[Opening Study material section]

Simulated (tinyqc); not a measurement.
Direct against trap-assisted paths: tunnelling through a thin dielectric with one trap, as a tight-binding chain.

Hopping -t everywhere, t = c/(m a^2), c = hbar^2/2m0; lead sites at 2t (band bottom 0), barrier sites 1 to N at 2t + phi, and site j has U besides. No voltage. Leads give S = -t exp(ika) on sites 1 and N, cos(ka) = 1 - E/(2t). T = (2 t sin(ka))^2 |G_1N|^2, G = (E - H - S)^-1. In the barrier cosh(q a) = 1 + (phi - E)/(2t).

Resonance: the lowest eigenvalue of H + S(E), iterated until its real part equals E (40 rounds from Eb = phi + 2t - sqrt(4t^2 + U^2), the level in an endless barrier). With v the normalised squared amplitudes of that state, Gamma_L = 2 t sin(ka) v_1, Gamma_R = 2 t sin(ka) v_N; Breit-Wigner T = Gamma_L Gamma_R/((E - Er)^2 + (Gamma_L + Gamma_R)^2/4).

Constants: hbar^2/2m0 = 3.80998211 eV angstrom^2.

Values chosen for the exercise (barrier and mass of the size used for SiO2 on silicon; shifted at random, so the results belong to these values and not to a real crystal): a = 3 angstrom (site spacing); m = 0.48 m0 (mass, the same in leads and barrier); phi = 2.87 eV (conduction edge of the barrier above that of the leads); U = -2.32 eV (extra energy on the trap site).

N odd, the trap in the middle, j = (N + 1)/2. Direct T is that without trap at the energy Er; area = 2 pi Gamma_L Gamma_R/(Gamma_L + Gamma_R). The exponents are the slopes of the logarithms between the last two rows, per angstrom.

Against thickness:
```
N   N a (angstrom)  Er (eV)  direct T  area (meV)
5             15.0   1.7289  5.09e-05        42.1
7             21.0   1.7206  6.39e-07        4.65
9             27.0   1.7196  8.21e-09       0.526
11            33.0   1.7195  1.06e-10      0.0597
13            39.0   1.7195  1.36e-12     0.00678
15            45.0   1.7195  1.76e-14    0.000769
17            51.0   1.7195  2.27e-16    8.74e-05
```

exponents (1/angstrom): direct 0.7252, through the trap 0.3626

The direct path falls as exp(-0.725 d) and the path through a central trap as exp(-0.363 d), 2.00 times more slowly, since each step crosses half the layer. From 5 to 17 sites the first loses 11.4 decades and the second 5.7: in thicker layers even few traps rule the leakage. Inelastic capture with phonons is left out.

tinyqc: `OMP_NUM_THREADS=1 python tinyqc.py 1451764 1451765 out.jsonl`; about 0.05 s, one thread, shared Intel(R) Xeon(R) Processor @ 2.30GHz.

[Closing Study material section]

__Work request__
Give back exactly the lines above, from the line containing "exponents (1/angstrom): direct" through the line containing "The direct path", with both end lines and nothing more.

__Your solution__
exponents (1/angstrom): direct 0.7252, through the trap 0.3626

The direct path falls as exp(-0.725 d) and the path through a central trap as exp(-0.363 d), 2.00 times more slowly, since each step crosses half the layer. From 5 to 17 sites the first loses 11.4 decades and the second 5.7: in thicker layers even few traps rule the leakage. Inelastic capture with phonons is left out.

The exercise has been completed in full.